Within the records below is a range that opens at the line with "## Pd in SIRIUS: convergence" and closes at the line with "Input of the". Return that range word for word, both ends included, and only that range.

Top of DATASET ENTRIES

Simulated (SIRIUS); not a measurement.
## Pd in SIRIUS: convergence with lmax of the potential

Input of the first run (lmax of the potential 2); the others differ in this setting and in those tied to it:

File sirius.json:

Bottom of DATASET ENTRIES

▸ RESPONSE AREA:
## Pd in SIRIUS: convergence with lmax of the potential

Input of the first run (lmax of the potential 2); the others differ in this setting and in those tied to it:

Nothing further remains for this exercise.